*** PROVIDED INFORMATION Section Begins ***
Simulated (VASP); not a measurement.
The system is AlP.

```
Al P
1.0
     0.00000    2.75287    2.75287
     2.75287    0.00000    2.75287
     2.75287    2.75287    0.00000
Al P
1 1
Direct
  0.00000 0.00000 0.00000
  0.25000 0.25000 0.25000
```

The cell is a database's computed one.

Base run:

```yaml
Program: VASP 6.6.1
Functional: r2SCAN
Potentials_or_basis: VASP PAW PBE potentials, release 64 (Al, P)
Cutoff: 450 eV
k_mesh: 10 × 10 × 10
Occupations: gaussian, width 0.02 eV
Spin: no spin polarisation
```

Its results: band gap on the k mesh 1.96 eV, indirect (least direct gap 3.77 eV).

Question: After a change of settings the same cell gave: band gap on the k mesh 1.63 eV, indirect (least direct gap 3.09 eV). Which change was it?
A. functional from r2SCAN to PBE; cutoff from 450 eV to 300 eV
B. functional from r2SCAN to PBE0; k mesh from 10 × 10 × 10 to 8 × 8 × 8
*** PROVIDED INFORMATION Section Ends ***

[EXERCISE] An exact copy of all the entries above is what is needed.

[WORKED SOLUTION]
Simulated (VASP); not a measurement.
The system is AlP.

```
Al P
1.0
     0.00000    2.75287    2.75287
     2.75287    0.00000    2.75287
     2.75287    2.75287    0.00000
Al P
1 1
Direct
  0.00000 0.00000 0.00000
  0.25000 0.25000 0.25000
```

The cell is a database's computed one.

Base run:

```yaml
Program: VASP 6.6.1
Functional: r2SCAN
Potentials_or_basis: VASP PAW PBE potentials, release 64 (Al, P)
Cutoff: 450 eV
k_mesh: 10 × 10 × 10
Occupations: gaussian, width 0.02 eV
Spin: no spin polarisation
```

Its results: band gap on the k mesh 1.96 eV, indirect (least direct gap 3.77 eV).

Question: After a change of settings the same cell gave: band gap on the k mesh 1.63 eV, indirect (least direct gap 3.09 eV). Which change was it?
A. functional from r2SCAN to PBE; cutoff from 450 eV to 300 eV
B. functional from r2SCAN to PBE0; k mesh from 10 × 10 × 10 to 8 × 8 × 8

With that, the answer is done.